--

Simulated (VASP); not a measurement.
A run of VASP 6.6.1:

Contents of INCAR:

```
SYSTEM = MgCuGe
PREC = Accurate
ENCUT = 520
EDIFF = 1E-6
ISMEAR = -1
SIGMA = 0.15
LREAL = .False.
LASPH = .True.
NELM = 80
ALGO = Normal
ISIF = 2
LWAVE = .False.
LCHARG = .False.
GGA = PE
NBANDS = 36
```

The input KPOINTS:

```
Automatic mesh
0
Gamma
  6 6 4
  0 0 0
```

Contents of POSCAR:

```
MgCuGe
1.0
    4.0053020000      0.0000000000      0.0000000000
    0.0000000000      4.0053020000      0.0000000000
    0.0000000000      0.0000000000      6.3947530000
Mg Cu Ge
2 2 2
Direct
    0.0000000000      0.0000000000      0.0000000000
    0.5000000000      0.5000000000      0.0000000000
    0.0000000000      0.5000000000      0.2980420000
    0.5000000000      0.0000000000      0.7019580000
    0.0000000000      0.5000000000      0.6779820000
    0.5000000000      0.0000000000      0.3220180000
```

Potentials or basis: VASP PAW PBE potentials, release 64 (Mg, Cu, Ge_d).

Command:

--

Work order = Beginning of the records through the line with "Potentials or basis: VASP": return that span exactly and stop there.

Exercise response =
Simulated (VASP); not a measurement.
A run of VASP 6.6.1:

Contents of INCAR:

```
SYSTEM = MgCuGe
PREC = Accurate
ENCUT = 520
EDIFF = 1E-6
ISMEAR = -1
SIGMA = 0.15
LREAL = .False.
LASPH = .True.
NELM = 80
ALGO = Normal
ISIF = 2
LWAVE = .False.
LCHARG = .False.
GGA = PE
NBANDS = 36
```

The input KPOINTS:

```
Automatic mesh
0
Gamma
  6 6 4
  0 0 0
```

Contents of POSCAR:

```
MgCuGe
1.0
    4.0053020000      0.0000000000      0.0000000000
    0.0000000000      4.0053020000      0.0000000000
    0.0000000000      0.0000000000      6.3947530000
Mg Cu Ge
2 2 2
Direct
    0.0000000000      0.0000000000      0.0000000000
    0.5000000000      0.5000000000      0.0000000000
    0.0000000000      0.5000000000      0.2980420000
    0.5000000000      0.0000000000      0.7019580000
    0.0000000000      0.5000000000      0.6779820000
    0.5000000000      0.0000000000      0.3220180000
```

Potentials or basis: VASP PAW PBE potentials, release 64 (Mg, Cu, Ge_d).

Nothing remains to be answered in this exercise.